--*--

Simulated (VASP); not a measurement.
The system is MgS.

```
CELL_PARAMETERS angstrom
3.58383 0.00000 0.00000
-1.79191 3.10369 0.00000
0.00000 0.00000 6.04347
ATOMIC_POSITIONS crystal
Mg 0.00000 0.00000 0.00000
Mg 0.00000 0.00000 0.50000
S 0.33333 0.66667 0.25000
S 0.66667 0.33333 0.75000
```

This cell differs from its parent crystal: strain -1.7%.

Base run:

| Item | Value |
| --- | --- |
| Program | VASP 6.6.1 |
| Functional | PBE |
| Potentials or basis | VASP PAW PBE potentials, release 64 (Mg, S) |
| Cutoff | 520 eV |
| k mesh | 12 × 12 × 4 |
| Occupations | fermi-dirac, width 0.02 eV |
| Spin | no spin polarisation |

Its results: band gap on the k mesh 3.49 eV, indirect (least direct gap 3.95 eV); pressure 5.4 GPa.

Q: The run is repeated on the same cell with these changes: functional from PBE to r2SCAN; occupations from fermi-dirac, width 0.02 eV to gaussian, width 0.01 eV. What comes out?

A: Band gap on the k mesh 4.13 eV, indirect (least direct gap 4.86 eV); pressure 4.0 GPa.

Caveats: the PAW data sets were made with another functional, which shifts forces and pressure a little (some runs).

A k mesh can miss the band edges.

--*--

Work instruction >> The entries above hold the needed span. Transcribe exactly the lines from the one with "Functional | PBE |" to the one with "Caveats: the PAW", both included.

Solution >>
| Functional | PBE |
| Potentials or basis | VASP PAW PBE potentials, release 64 (Mg, S) |
| Cutoff | 520 eV |
| k mesh | 12 × 12 × 4 |
| Occupations | fermi-dirac, width 0.02 eV |
| Spin | no spin polarisation |

Its results: band gap on the k mesh 3.49 eV, indirect (least direct gap 3.95 eV); pressure 5.4 GPa.

Q: The run is repeated on the same cell with these changes: functional from PBE to r2SCAN; occupations from fermi-dirac, width 0.02 eV to gaussian, width 0.01 eV. What comes out?

A: Band gap on the k mesh 4.13 eV, indirect (least direct gap 4.86 eV); pressure 4.0 GPa.

Caveats: the PAW data sets were made with another functional, which shifts forces and pressure a little (some runs).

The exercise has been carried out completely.